=== Section Start ===

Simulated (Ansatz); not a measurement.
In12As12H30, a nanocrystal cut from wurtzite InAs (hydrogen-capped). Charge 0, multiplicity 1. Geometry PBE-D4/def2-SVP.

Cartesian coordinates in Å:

=== Section End ===

Requirement: Quote exactly the lines running from the start of the listing above through the line where "In12As12H30, a nanocrystal" is found, and output no other lines.

Answer section:
Simulated (Ansatz); not a measurement.
In12As12H30, a nanocrystal cut from wurtzite InAs (hydrogen-capped). Charge 0, multiplicity 1. Geometry PBE-D4/def2-SVP.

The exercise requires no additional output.